#### Required action
Please reproduce all of the lines below, word for word and in full.

● ● ● ● ●

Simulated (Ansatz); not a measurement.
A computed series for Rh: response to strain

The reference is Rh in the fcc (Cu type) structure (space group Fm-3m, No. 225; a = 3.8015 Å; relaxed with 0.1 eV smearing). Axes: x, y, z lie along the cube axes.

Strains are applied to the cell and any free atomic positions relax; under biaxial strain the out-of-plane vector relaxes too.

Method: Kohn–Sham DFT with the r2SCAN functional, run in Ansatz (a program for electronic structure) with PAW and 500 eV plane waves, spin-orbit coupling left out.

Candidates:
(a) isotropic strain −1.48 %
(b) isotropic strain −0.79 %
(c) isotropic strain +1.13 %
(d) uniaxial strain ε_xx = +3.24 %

● ● ● ● ●

#### Solution
Simulated (Ansatz); not a measurement.
A computed series for Rh: response to strain

The reference is Rh in the fcc (Cu type) structure (space group Fm-3m, No. 225; a = 3.8015 Å; relaxed with 0.1 eV smearing). Axes: x, y, z lie along the cube axes.

Strains are applied to the cell and any free atomic positions relax; under biaxial strain the out-of-plane vector relaxes too.

Method: Kohn–Sham DFT with the r2SCAN functional, run in Ansatz (a program for electronic structure) with PAW and 500 eV plane waves, spin-orbit coupling left out.

Candidates:
(a) isotropic strain −1.48 %
(b) isotropic strain −0.79 %
(c) isotropic strain +1.13 %
(d) uniaxial strain ε_xx = +3.24 %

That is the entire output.